Data supplied:

########################################

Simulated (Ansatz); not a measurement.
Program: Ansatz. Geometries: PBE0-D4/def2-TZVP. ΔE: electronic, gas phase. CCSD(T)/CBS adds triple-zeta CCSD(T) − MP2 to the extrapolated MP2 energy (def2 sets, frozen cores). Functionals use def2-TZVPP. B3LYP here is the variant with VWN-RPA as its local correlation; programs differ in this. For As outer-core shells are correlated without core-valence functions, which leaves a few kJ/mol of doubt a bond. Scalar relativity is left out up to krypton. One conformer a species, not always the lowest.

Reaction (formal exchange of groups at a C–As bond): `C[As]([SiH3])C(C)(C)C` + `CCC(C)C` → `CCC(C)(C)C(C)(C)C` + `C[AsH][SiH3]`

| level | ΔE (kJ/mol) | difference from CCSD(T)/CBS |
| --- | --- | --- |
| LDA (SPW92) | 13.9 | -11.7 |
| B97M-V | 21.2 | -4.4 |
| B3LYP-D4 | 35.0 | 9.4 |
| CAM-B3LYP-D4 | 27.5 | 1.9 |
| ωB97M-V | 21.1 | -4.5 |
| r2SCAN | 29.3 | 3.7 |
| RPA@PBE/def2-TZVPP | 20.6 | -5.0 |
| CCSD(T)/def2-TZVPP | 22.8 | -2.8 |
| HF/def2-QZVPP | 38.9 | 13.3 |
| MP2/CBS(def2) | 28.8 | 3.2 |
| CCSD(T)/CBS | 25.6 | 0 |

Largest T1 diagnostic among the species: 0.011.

########################################

Assignment: Take exactly the lines from the one containing "29.3 | 3.7 |" through the one containing "CCSD(T)/CBS | 25.6 | 0 |" in the data above, and output them with nothing added.

Reply:
| r2SCAN | 29.3 | 3.7 |
| RPA@PBE/def2-TZVPP | 20.6 | -5.0 |
| CCSD(T)/def2-TZVPP | 22.8 | -2.8 |
| HF/def2-QZVPP | 38.9 | 13.3 |
| MP2/CBS(def2) | 28.8 | 3.2 |
| CCSD(T)/CBS | 25.6 | 0 |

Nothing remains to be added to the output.